*SOURCE INFORMATION:*
╭──

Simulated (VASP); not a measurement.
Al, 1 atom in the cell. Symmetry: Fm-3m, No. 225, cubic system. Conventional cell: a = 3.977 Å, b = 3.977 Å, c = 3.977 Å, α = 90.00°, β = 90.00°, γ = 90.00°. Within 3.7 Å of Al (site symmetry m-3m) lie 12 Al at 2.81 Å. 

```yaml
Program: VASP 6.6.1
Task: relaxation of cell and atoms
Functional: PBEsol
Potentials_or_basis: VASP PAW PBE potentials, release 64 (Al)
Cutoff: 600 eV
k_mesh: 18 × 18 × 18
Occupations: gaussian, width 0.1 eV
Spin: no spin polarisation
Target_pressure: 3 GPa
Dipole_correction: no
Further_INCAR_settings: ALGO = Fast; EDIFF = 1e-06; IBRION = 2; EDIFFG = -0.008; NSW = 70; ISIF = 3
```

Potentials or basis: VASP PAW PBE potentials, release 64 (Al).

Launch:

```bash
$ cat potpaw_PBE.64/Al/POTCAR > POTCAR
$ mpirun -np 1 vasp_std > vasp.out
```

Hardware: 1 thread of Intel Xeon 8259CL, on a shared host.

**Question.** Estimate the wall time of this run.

╰──

*REQUIREMENT:* Your reply needs to reproduce all of the listing exactly.

*EXERCISE RESULT:*
Simulated (VASP); not a measurement.
Al, 1 atom in the cell. Symmetry: Fm-3m, No. 225, cubic system. Conventional cell: a = 3.977 Å, b = 3.977 Å, c = 3.977 Å, α = 90.00°, β = 90.00°, γ = 90.00°. Within 3.7 Å of Al (site symmetry m-3m) lie 12 Al at 2.81 Å. 

```yaml
Program: VASP 6.6.1
Task: relaxation of cell and atoms
Functional: PBEsol
Potentials_or_basis: VASP PAW PBE potentials, release 64 (Al)
Cutoff: 600 eV
k_mesh: 18 × 18 × 18
Occupations: gaussian, width 0.1 eV
Spin: no spin polarisation
Target_pressure: 3 GPa
Dipole_correction: no
Further_INCAR_settings: ALGO = Fast; EDIFF = 1e-06; IBRION = 2; EDIFFG = -0.008; NSW = 70; ISIF = 3
```

Potentials or basis: VASP PAW PBE potentials, release 64 (Al).

Launch:

```bash
$ cat potpaw_PBE.64/Al/POTCAR > POTCAR
$ mpirun -np 1 vasp_std > vasp.out
```

Hardware: 1 thread of Intel Xeon 8259CL, on a shared host.

**Question.** Estimate the wall time of this run.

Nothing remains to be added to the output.